Please print every line of the listing, unchanged.

+++

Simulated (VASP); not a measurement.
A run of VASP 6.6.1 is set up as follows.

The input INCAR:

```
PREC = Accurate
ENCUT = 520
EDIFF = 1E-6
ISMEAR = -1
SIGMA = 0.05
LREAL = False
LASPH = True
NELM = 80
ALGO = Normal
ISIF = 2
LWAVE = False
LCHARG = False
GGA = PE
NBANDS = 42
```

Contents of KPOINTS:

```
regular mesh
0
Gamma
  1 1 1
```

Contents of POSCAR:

+++

Written response:
Simulated (VASP); not a measurement.
A run of VASP 6.6.1 is set up as follows.

The input INCAR:

```
PREC = Accurate
ENCUT = 520
EDIFF = 1E-6
ISMEAR = -1
SIGMA = 0.05
LREAL = False
LASPH = True
NELM = 80
ALGO = Normal
ISIF = 2
LWAVE = False
LCHARG = False
GGA = PE
NBANDS = 42
```

Contents of KPOINTS:

```
regular mesh
0
Gamma
  1 1 1
```

Contents of POSCAR:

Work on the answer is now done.